▶ _Required action_:
Starting at the first line of the data below, retype every line up to and including the one containing "This relaxed cell".

▶ _Dataset extract_:
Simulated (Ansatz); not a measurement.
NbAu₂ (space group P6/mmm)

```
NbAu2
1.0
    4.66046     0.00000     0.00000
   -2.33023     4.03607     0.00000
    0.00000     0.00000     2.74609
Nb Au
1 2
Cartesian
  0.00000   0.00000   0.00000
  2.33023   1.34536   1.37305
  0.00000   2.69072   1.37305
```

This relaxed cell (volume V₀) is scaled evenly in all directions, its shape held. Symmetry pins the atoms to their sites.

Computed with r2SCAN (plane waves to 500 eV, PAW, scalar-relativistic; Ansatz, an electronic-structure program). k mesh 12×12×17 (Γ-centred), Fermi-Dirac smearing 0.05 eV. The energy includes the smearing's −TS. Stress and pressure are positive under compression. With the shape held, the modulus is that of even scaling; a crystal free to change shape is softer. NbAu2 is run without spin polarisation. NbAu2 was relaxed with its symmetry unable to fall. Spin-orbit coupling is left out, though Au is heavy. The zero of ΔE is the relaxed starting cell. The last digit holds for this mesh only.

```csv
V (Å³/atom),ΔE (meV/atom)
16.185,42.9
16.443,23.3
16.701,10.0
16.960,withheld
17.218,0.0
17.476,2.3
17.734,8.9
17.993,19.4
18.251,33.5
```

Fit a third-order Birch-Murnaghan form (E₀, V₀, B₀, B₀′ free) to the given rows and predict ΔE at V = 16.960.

▶ _Task solution_:
Simulated (Ansatz); not a measurement.
NbAu₂ (space group P6/mmm)

```
NbAu2
1.0
    4.66046     0.00000     0.00000
   -2.33023     4.03607     0.00000
    0.00000     0.00000     2.74609
Nb Au
1 2
Cartesian
  0.00000   0.00000   0.00000
  2.33023   1.34536   1.37305
  0.00000   2.69072   1.37305
```

This relaxed cell (volume V₀) is scaled evenly in all directions, its shape held. Symmetry pins the atoms to their sites.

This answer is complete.